The response must consist of the lines below from the one with "1.47 | -4.0 |" through the one with "2.20 | -4.3 |", exactly as they appear and with both ends kept.

____________

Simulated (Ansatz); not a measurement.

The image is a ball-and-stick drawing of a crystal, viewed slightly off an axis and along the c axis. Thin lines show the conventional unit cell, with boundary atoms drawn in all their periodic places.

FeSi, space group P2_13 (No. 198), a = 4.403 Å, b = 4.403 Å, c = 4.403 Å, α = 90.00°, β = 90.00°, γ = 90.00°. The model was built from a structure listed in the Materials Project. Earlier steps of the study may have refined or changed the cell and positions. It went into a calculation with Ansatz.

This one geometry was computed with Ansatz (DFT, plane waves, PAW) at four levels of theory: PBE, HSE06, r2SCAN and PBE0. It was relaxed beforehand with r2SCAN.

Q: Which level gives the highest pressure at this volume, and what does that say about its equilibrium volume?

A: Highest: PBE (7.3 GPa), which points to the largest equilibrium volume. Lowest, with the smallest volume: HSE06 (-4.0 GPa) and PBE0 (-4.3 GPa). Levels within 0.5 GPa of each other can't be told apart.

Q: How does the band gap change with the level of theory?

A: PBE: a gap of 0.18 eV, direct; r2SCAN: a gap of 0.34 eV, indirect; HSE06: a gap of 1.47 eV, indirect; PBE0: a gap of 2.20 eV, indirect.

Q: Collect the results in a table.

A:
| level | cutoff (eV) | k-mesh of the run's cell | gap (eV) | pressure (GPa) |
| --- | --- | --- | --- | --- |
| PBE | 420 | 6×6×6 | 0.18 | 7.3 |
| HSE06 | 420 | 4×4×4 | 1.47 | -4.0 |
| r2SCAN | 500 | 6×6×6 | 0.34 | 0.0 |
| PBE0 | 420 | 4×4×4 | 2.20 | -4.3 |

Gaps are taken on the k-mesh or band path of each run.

____________

Response area:
| HSE06 | 420 | 4×4×4 | 1.47 | -4.0 |
| r2SCAN | 500 | 6×6×6 | 0.34 | 0.0 |
| PBE0 | 420 | 4×4×4 | 2.20 | -4.3 |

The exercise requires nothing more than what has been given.